Extracted entries »
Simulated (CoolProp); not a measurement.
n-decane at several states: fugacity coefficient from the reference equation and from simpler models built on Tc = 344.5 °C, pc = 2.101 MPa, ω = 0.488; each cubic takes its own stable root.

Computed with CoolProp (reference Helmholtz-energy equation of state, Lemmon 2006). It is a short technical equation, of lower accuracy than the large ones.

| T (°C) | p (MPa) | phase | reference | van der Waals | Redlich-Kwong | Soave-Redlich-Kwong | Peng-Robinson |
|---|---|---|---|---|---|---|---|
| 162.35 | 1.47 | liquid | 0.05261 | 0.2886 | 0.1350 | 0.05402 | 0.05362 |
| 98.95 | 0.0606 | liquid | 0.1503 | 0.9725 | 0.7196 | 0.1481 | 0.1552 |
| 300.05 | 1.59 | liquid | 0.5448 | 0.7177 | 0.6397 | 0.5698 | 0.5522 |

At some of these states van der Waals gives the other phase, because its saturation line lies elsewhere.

Requirement » Return the whole listing exactly, with every line included.

Exercise answer »
Simulated (CoolProp); not a measurement.
n-decane at several states: fugacity coefficient from the reference equation and from simpler models built on Tc = 344.5 °C, pc = 2.101 MPa, ω = 0.488; each cubic takes its own stable root.

Computed with CoolProp (reference Helmholtz-energy equation of state, Lemmon 2006). It is a short technical equation, of lower accuracy than the large ones.

| T (°C) | p (MPa) | phase | reference | van der Waals | Redlich-Kwong | Soave-Redlich-Kwong | Peng-Robinson |
|---|---|---|---|---|---|---|---|
| 162.35 | 1.47 | liquid | 0.05261 | 0.2886 | 0.1350 | 0.05402 | 0.05362 |
| 98.95 | 0.0606 | liquid | 0.1503 | 0.9725 | 0.7196 | 0.1481 | 0.1552 |
| 300.05 | 1.59 | liquid | 0.5448 | 0.7177 | 0.6397 | 0.5698 | 0.5522 |

At some of these states van der Waals gives the other phase, because its saturation line lies elsewhere.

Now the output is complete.